## Work order
From the listing below, reproduce word for word the part that opens with the line containing "### Which arrow" and closes with the line containing "D. The dipole moment is 2.19 D."; reproduce nothing else.

****************************************

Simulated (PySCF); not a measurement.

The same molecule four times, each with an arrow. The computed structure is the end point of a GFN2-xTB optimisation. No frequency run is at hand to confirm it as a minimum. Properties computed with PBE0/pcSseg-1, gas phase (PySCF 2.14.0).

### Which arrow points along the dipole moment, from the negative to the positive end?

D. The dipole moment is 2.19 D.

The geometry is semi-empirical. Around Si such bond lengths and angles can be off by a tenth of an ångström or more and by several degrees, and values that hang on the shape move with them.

****************************************

## Written reply
### Which arrow points along the dipole moment, from the negative to the positive end?

D. The dipole moment is 2.19 D.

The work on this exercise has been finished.